* Material supplied *
════

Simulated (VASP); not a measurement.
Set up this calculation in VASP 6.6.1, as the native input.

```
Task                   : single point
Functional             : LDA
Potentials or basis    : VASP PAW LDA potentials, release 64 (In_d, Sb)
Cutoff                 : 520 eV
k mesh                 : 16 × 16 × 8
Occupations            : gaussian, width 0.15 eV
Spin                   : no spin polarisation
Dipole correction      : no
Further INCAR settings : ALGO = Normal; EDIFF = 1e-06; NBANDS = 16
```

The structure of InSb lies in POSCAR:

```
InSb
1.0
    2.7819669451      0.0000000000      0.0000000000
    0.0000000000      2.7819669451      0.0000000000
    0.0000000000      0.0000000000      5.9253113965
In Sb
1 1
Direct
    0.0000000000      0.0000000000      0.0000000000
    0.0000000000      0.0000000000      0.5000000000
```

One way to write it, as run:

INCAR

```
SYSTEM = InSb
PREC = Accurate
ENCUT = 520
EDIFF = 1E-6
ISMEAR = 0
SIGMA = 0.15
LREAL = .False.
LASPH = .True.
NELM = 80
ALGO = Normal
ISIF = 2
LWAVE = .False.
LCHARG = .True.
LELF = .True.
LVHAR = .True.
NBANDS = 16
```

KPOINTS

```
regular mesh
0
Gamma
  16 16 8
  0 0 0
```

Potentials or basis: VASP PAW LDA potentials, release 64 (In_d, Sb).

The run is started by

════

* Work instruction *
Where the line with "Potentials or basis: VASP" ends, your copy should end too; please return exactly the lines from the first line of the data through it.

* Answer box *
Simulated (VASP); not a measurement.
Set up this calculation in VASP 6.6.1, as the native input.

```
Task                   : single point
Functional             : LDA
Potentials or basis    : VASP PAW LDA potentials, release 64 (In_d, Sb)
Cutoff                 : 520 eV
k mesh                 : 16 × 16 × 8
Occupations            : gaussian, width 0.15 eV
Spin                   : no spin polarisation
Dipole correction      : no
Further INCAR settings : ALGO = Normal; EDIFF = 1e-06; NBANDS = 16
```

The structure of InSb lies in POSCAR:

```
InSb
1.0
    2.7819669451      0.0000000000      0.0000000000
    0.0000000000      2.7819669451      0.0000000000
    0.0000000000      0.0000000000      5.9253113965
In Sb
1 1
Direct
    0.0000000000      0.0000000000      0.0000000000
    0.0000000000      0.0000000000      0.5000000000
```

One way to write it, as run:

INCAR

```
SYSTEM = InSb
PREC = Accurate
ENCUT = 520
EDIFF = 1E-6
ISMEAR = 0
SIGMA = 0.15
LREAL = .False.
LASPH = .True.
NELM = 80
ALGO = Normal
ISIF = 2
LWAVE = .False.
LCHARG = .True.
LELF = .True.
LVHAR = .True.
NBANDS = 16
```

KPOINTS

```
regular mesh
0
Gamma
  16 16 8
  0 0 0
```

Potentials or basis: VASP PAW LDA potentials, release 64 (In_d, Sb).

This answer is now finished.